DATASET ENTRIES:
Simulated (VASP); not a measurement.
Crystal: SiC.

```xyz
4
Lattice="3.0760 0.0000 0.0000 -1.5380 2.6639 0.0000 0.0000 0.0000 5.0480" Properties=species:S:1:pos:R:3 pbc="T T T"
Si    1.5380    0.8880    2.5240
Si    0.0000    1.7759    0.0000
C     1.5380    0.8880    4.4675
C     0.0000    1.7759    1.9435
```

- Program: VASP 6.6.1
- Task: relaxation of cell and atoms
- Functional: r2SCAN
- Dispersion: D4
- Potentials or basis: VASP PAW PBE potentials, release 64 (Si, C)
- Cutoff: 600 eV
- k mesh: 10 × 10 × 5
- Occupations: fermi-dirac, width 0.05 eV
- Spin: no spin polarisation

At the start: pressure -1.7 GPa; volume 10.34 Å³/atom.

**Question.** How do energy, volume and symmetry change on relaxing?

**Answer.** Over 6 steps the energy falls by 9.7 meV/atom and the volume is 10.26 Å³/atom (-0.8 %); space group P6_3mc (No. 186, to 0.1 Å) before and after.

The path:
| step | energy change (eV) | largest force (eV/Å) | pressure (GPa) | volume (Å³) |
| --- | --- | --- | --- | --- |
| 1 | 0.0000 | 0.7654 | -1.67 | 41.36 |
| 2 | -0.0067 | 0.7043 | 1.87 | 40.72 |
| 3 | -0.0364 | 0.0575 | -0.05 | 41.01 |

WORK ITEM: Only the lines from the top of the data through the line that contains "At the start: pressure" should be quoted, exactly as they stand.

SOLUTION:
Simulated (VASP); not a measurement.
Crystal: SiC.

```xyz
4
Lattice="3.0760 0.0000 0.0000 -1.5380 2.6639 0.0000 0.0000 0.0000 5.0480" Properties=species:S:1:pos:R:3 pbc="T T T"
Si    1.5380    0.8880    2.5240
Si    0.0000    1.7759    0.0000
C     1.5380    0.8880    4.4675
C     0.0000    1.7759    1.9435
```

- Program: VASP 6.6.1
- Task: relaxation of cell and atoms
- Functional: r2SCAN
- Dispersion: D4
- Potentials or basis: VASP PAW PBE potentials, release 64 (Si, C)
- Cutoff: 600 eV
- k mesh: 10 × 10 × 5
- Occupations: fermi-dirac, width 0.05 eV
- Spin: no spin polarisation

At the start: pressure -1.7 GPa; volume 10.34 Å³/atom.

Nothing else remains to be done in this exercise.